**Work order**
The response must consist of all the records, retyped exactly.

Segment Start: Extracted information

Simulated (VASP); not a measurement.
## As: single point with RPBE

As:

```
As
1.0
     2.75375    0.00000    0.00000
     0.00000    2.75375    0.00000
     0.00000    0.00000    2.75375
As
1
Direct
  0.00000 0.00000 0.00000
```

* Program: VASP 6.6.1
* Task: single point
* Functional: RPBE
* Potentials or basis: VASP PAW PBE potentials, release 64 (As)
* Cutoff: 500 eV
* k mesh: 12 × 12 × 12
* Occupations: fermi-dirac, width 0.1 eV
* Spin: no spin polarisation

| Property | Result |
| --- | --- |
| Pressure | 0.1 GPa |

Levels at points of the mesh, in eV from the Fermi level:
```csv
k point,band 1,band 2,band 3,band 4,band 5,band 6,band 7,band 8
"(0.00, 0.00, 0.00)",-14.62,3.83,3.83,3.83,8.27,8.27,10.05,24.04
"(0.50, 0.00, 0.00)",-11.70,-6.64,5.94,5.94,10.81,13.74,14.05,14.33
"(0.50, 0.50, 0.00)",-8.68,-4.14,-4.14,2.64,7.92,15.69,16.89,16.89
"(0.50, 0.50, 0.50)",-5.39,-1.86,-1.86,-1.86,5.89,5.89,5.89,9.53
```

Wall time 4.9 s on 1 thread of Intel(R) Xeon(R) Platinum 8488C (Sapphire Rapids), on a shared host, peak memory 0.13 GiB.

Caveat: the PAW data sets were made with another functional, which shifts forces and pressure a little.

Segment End: Extracted information

**Solution**
Simulated (VASP); not a measurement.
## As: single point with RPBE

As:

```
As
1.0
     2.75375    0.00000    0.00000
     0.00000    2.75375    0.00000
     0.00000    0.00000    2.75375
As
1
Direct
  0.00000 0.00000 0.00000
```

* Program: VASP 6.6.1
* Task: single point
* Functional: RPBE
* Potentials or basis: VASP PAW PBE potentials, release 64 (As)
* Cutoff: 500 eV
* k mesh: 12 × 12 × 12
* Occupations: fermi-dirac, width 0.1 eV
* Spin: no spin polarisation

| Property | Result |
| --- | --- |
| Pressure | 0.1 GPa |

Levels at points of the mesh, in eV from the Fermi level:
```csv
k point,band 1,band 2,band 3,band 4,band 5,band 6,band 7,band 8
"(0.00, 0.00, 0.00)",-14.62,3.83,3.83,3.83,8.27,8.27,10.05,24.04
"(0.50, 0.00, 0.00)",-11.70,-6.64,5.94,5.94,10.81,13.74,14.05,14.33
"(0.50, 0.50, 0.00)",-8.68,-4.14,-4.14,2.64,7.92,15.69,16.89,16.89
"(0.50, 0.50, 0.50)",-5.39,-1.86,-1.86,-1.86,5.89,5.89,5.89,9.53
```

Wall time 4.9 s on 1 thread of Intel(R) Xeon(R) Platinum 8488C (Sapphire Rapids), on a shared host, peak memory 0.13 GiB.

Caveat: the PAW data sets were made with another functional, which shifts forces and pressure a little.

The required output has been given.